• [Source data]
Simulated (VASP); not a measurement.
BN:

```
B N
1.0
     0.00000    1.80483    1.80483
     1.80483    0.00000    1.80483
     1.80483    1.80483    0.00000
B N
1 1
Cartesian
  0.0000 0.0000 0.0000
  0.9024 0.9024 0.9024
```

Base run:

• [Work instruction]
Having read the material, return all of it word for word.

• [Expected answer]
Simulated (VASP); not a measurement.
BN:

```
B N
1.0
     0.00000    1.80483    1.80483
     1.80483    0.00000    1.80483
     1.80483    1.80483    0.00000
B N
1 1
Cartesian
  0.0000 0.0000 0.0000
  0.9024 0.9024 0.9024
```

Base run:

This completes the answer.